◆ Work order:
Nothing but the lines below between the line holding "Method: wB97M-D3(BJ)/def2-TZVPD reaction" and the line holding "One launch serves", inclusive, should appear in the answer, each set down exactly.

= Beginning of Section =
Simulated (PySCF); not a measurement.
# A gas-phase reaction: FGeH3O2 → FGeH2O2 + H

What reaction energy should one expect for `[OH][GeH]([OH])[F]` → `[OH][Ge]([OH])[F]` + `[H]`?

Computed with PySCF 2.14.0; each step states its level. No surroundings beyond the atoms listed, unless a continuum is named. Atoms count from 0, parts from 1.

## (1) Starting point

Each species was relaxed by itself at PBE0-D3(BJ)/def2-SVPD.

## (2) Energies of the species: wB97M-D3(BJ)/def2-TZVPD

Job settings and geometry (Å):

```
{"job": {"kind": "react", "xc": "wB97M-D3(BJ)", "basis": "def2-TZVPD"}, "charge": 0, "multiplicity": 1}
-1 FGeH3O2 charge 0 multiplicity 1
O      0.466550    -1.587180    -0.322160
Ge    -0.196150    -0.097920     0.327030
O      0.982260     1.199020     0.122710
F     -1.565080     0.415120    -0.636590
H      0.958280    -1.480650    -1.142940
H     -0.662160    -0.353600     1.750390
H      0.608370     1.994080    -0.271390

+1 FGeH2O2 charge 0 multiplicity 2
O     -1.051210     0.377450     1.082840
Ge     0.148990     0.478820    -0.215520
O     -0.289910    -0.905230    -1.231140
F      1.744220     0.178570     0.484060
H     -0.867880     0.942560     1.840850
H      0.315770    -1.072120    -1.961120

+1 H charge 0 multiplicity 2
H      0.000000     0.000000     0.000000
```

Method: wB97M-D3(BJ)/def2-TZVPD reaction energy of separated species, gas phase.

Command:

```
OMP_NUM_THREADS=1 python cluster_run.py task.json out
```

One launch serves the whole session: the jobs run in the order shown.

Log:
= End of Section =

◆ Written solution:
Method: wB97M-D3(BJ)/def2-TZVPD reaction energy of separated species, gas phase.

Command:

```
OMP_NUM_THREADS=1 python cluster_run.py task.json out
```

One launch serves the whole session: the jobs run in the order shown.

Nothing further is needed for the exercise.